+ + + + +

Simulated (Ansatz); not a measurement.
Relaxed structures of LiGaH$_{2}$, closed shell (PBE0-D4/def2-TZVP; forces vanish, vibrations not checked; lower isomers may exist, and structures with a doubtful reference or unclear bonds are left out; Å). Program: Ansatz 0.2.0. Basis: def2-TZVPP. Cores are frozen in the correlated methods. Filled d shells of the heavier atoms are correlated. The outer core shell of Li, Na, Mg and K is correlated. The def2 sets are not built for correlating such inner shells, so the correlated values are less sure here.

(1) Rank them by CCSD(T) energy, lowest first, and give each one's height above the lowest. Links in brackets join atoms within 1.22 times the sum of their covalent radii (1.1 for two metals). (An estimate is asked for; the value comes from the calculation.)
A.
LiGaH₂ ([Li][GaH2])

+ + + + +

> Task item: All records are to be restated exactly, from the first line to the last line.

> Task answer:
Simulated (Ansatz); not a measurement.
Relaxed structures of LiGaH$_{2}$, closed shell (PBE0-D4/def2-TZVP; forces vanish, vibrations not checked; lower isomers may exist, and structures with a doubtful reference or unclear bonds are left out; Å). Program: Ansatz 0.2.0. Basis: def2-TZVPP. Cores are frozen in the correlated methods. Filled d shells of the heavier atoms are correlated. The outer core shell of Li, Na, Mg and K is correlated. The def2 sets are not built for correlating such inner shells, so the correlated values are less sure here.

(1) Rank them by CCSD(T) energy, lowest first, and give each one's height above the lowest. Links in brackets join atoms within 1.22 times the sum of their covalent radii (1.1 for two metals). (An estimate is asked for; the value comes from the calculation.)
A.
LiGaH₂ ([Li][GaH2])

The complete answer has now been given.